===============

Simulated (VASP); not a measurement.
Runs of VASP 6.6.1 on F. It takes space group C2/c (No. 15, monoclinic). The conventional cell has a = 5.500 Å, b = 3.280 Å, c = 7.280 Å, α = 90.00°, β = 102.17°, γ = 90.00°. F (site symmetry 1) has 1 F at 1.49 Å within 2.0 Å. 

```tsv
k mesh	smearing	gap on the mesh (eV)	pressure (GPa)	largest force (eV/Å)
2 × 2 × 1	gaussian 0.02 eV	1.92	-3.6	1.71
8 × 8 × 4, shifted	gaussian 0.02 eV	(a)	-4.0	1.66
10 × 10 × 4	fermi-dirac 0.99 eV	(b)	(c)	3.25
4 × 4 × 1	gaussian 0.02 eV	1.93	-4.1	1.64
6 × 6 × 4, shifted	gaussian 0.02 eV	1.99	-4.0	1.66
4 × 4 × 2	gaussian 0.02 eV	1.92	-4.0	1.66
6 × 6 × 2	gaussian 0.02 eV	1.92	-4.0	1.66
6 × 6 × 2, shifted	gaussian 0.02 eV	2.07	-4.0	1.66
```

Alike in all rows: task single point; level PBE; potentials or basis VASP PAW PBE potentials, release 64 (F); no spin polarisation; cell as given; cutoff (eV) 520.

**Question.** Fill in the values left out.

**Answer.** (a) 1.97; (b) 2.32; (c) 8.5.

===============

:: Work request ::
Reproduce every line of the data verbatim.

:: Answer area ::
Simulated (VASP); not a measurement.
Runs of VASP 6.6.1 on F. It takes space group C2/c (No. 15, monoclinic). The conventional cell has a = 5.500 Å, b = 3.280 Å, c = 7.280 Å, α = 90.00°, β = 102.17°, γ = 90.00°. F (site symmetry 1) has 1 F at 1.49 Å within 2.0 Å. 

```tsv
k mesh	smearing	gap on the mesh (eV)	pressure (GPa)	largest force (eV/Å)
2 × 2 × 1	gaussian 0.02 eV	1.92	-3.6	1.71
8 × 8 × 4, shifted	gaussian 0.02 eV	(a)	-4.0	1.66
10 × 10 × 4	fermi-dirac 0.99 eV	(b)	(c)	3.25
4 × 4 × 1	gaussian 0.02 eV	1.93	-4.1	1.64
6 × 6 × 4, shifted	gaussian 0.02 eV	1.99	-4.0	1.66
4 × 4 × 2	gaussian 0.02 eV	1.92	-4.0	1.66
6 × 6 × 2	gaussian 0.02 eV	1.92	-4.0	1.66
6 × 6 × 2, shifted	gaussian 0.02 eV	2.07	-4.0	1.66
```

Alike in all rows: task single point; level PBE; potentials or basis VASP PAW PBE potentials, release 64 (F); no spin polarisation; cell as given; cutoff (eV) 520.

**Question.** Fill in the values left out.

**Answer.** (a) 1.97; (b) 2.32; (c) 8.5.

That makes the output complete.